------ Data excerpts

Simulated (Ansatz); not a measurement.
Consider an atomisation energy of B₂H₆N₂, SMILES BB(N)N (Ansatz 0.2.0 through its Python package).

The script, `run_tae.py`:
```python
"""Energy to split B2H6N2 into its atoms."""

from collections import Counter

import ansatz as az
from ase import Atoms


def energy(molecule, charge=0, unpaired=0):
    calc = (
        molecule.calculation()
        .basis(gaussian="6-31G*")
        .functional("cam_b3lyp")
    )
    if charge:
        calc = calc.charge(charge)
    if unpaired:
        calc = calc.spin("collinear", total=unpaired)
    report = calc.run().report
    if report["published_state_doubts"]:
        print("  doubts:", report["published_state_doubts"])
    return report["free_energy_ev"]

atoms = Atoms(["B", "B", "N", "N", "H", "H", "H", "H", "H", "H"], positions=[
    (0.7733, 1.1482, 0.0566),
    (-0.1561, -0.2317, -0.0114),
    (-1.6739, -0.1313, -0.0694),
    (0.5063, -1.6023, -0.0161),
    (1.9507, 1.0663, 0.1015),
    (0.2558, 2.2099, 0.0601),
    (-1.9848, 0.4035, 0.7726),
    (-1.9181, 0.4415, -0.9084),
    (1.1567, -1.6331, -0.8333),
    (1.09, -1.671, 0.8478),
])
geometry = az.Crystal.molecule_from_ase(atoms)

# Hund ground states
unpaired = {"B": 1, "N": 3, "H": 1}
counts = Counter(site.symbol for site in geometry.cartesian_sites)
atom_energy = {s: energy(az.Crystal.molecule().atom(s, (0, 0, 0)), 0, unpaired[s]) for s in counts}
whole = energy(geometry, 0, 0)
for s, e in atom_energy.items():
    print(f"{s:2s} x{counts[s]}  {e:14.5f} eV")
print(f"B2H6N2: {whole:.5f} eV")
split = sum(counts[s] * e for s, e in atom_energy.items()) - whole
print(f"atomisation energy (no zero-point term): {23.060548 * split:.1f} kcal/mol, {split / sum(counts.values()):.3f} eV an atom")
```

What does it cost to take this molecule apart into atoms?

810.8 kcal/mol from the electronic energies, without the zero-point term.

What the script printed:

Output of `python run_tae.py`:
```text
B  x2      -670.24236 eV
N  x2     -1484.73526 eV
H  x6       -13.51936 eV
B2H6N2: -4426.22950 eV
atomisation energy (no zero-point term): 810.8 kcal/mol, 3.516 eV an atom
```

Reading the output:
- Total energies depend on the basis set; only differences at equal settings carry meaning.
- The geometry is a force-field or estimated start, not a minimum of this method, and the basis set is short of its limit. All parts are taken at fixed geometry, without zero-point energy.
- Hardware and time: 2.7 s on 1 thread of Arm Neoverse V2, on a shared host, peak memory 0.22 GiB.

------------

Work task: Set down verbatim only the lines between the start of the data above and the line with "810.8 kcal/mol from", both boundaries included.

Answer area:
Simulated (Ansatz); not a measurement.
Consider an atomisation energy of B₂H₆N₂, SMILES BB(N)N (Ansatz 0.2.0 through its Python package).

The script, `run_tae.py`:
```python
"""Energy to split B2H6N2 into its atoms."""

from collections import Counter

import ansatz as az
from ase import Atoms


def energy(molecule, charge=0, unpaired=0):
    calc = (
        molecule.calculation()
        .basis(gaussian="6-31G*")
        .functional("cam_b3lyp")
    )
    if charge:
        calc = calc.charge(charge)
    if unpaired:
        calc = calc.spin("collinear", total=unpaired)
    report = calc.run().report
    if report["published_state_doubts"]:
        print("  doubts:", report["published_state_doubts"])
    return report["free_energy_ev"]

atoms = Atoms(["B", "B", "N", "N", "H", "H", "H", "H", "H", "H"], positions=[
    (0.7733, 1.1482, 0.0566),
    (-0.1561, -0.2317, -0.0114),
    (-1.6739, -0.1313, -0.0694),
    (0.5063, -1.6023, -0.0161),
    (1.9507, 1.0663, 0.1015),
    (0.2558, 2.2099, 0.0601),
    (-1.9848, 0.4035, 0.7726),
    (-1.9181, 0.4415, -0.9084),
    (1.1567, -1.6331, -0.8333),
    (1.09, -1.671, 0.8478),
])
geometry = az.Crystal.molecule_from_ase(atoms)

# Hund ground states
unpaired = {"B": 1, "N": 3, "H": 1}
counts = Counter(site.symbol for site in geometry.cartesian_sites)
atom_energy = {s: energy(az.Crystal.molecule().atom(s, (0, 0, 0)), 0, unpaired[s]) for s in counts}
whole = energy(geometry, 0, 0)
for s, e in atom_energy.items():
    print(f"{s:2s} x{counts[s]}  {e:14.5f} eV")
print(f"B2H6N2: {whole:.5f} eV")
split = sum(counts[s] * e for s, e in atom_energy.items()) - whole
print(f"atomisation energy (no zero-point term): {23.060548 * split:.1f} kcal/mol, {split / sum(counts.values()):.3f} eV an atom")
```

What does it cost to take this molecule apart into atoms?

810.8 kcal/mol from the electronic energies, without the zero-point term.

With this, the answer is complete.